__REQUIRED ACTION__
Exactly reproduce the data from its first line through the line with "spin multiplicity 1.", leaving out every line after it.

__DATA LISTING__
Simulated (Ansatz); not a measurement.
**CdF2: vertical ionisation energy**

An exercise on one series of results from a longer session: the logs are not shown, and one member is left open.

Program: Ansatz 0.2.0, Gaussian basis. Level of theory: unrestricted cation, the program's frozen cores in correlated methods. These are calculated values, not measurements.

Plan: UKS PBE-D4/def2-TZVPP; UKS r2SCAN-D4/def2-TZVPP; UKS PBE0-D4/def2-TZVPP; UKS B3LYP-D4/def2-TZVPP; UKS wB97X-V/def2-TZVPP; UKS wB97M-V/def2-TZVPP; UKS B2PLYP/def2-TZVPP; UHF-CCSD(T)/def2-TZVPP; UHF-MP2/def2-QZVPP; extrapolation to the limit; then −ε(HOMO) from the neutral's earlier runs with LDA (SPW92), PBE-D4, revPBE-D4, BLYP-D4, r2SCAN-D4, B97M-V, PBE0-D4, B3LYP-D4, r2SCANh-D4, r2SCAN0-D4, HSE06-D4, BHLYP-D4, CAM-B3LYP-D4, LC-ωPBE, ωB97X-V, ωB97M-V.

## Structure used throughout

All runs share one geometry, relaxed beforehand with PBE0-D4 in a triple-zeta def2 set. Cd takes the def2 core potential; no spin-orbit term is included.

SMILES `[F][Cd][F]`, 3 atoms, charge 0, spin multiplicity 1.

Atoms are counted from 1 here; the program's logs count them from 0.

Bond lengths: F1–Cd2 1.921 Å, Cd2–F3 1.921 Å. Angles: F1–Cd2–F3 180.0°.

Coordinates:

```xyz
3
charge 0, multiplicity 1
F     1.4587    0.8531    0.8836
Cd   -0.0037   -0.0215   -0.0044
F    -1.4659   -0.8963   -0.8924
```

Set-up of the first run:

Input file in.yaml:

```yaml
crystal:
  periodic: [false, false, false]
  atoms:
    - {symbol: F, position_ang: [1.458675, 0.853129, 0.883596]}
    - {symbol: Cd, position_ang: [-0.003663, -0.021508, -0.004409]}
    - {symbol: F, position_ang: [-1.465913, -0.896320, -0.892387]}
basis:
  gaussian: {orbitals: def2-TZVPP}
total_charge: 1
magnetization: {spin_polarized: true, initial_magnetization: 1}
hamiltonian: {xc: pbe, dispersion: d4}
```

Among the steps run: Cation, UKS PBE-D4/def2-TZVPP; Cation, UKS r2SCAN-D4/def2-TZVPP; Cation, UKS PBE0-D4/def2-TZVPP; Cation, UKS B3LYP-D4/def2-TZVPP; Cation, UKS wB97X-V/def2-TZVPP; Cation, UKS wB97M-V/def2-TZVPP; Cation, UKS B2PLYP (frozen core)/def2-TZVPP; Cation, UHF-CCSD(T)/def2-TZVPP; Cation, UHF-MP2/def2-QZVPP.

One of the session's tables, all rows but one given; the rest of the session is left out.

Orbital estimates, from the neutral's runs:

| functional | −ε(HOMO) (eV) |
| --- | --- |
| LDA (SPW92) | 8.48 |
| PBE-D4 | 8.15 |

__RESPONSE AREA__
Simulated (Ansatz); not a measurement.
**CdF2: vertical ionisation energy**

An exercise on one series of results from a longer session: the logs are not shown, and one member is left open.

Program: Ansatz 0.2.0, Gaussian basis. Level of theory: unrestricted cation, the program's frozen cores in correlated methods. These are calculated values, not measurements.

Plan: UKS PBE-D4/def2-TZVPP; UKS r2SCAN-D4/def2-TZVPP; UKS PBE0-D4/def2-TZVPP; UKS B3LYP-D4/def2-TZVPP; UKS wB97X-V/def2-TZVPP; UKS wB97M-V/def2-TZVPP; UKS B2PLYP/def2-TZVPP; UHF-CCSD(T)/def2-TZVPP; UHF-MP2/def2-QZVPP; extrapolation to the limit; then −ε(HOMO) from the neutral's earlier runs with LDA (SPW92), PBE-D4, revPBE-D4, BLYP-D4, r2SCAN-D4, B97M-V, PBE0-D4, B3LYP-D4, r2SCANh-D4, r2SCAN0-D4, HSE06-D4, BHLYP-D4, CAM-B3LYP-D4, LC-ωPBE, ωB97X-V, ωB97M-V.

## Structure used throughout

All runs share one geometry, relaxed beforehand with PBE0-D4 in a triple-zeta def2 set. Cd takes the def2 core potential; no spin-orbit term is included.

SMILES `[F][Cd][F]`, 3 atoms, charge 0, spin multiplicity 1.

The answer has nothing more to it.